WORK REQUEST: Nothing should be omitted: restate the full listing word for word.

──────── INFORMATION ────────
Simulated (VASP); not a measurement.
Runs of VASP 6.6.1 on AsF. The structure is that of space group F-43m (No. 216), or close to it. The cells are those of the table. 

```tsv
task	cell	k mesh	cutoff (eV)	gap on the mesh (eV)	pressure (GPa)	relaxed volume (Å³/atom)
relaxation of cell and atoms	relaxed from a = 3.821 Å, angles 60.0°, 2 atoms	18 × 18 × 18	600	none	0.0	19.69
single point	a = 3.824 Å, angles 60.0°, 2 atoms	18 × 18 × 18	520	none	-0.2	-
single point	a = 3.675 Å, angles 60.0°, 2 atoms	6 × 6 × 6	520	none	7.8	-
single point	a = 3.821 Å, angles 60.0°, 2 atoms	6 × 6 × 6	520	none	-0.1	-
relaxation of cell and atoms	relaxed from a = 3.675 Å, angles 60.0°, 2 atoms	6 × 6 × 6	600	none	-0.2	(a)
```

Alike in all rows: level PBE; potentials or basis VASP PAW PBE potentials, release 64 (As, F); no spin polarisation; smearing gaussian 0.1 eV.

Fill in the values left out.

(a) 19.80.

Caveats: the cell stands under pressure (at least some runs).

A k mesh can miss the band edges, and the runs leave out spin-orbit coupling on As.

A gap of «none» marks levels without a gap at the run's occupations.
────────

EXERCISE RESULT:
Simulated (VASP); not a measurement.
Runs of VASP 6.6.1 on AsF. The structure is that of space group F-43m (No. 216), or close to it. The cells are those of the table. 

```tsv
task	cell	k mesh	cutoff (eV)	gap on the mesh (eV)	pressure (GPa)	relaxed volume (Å³/atom)
relaxation of cell and atoms	relaxed from a = 3.821 Å, angles 60.0°, 2 atoms	18 × 18 × 18	600	none	0.0	19.69
single point	a = 3.824 Å, angles 60.0°, 2 atoms	18 × 18 × 18	520	none	-0.2	-
single point	a = 3.675 Å, angles 60.0°, 2 atoms	6 × 6 × 6	520	none	7.8	-
single point	a = 3.821 Å, angles 60.0°, 2 atoms	6 × 6 × 6	520	none	-0.1	-
relaxation of cell and atoms	relaxed from a = 3.675 Å, angles 60.0°, 2 atoms	6 × 6 × 6	600	none	-0.2	(a)
```

Alike in all rows: level PBE; potentials or basis VASP PAW PBE potentials, release 64 (As, F); no spin polarisation; smearing gaussian 0.1 eV.

Fill in the values left out.

(a) 19.80.

Caveats: the cell stands under pressure (at least some runs).

A k mesh can miss the band edges, and the runs leave out spin-orbit coupling on As.

A gap of «none» marks levels without a gap at the run's occupations.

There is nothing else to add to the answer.